INFORMATION GIVEN:
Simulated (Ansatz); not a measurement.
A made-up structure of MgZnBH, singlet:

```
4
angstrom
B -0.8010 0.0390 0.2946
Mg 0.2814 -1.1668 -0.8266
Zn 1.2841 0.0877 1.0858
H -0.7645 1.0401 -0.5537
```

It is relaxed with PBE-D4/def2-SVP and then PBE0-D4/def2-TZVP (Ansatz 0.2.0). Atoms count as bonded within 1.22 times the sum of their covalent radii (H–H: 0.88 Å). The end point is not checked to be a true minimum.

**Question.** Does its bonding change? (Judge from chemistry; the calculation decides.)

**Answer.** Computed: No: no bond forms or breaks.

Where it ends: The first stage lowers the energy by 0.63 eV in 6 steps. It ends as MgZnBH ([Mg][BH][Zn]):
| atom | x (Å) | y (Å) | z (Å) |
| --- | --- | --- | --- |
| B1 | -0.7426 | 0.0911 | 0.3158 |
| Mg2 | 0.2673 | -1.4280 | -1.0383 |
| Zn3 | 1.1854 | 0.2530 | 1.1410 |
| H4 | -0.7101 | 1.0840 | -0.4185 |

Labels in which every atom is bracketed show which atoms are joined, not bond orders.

BRIEF: Take exactly the lines from the one containing "(Å) | y (Å) | z (Å) |" through the one containing "1.0840 | -0.4185 |" in the data above, and output them with nothing added.

ANSWER SPACE:
| atom | x (Å) | y (Å) | z (Å) |
| --- | --- | --- | --- |
| B1 | -0.7426 | 0.0911 | 0.3158 |
| Mg2 | 0.2673 | -1.4280 | -1.0383 |
| Zn3 | 1.1854 | 0.2530 | 1.1410 |
| H4 | -0.7101 | 1.0840 | -0.4185 |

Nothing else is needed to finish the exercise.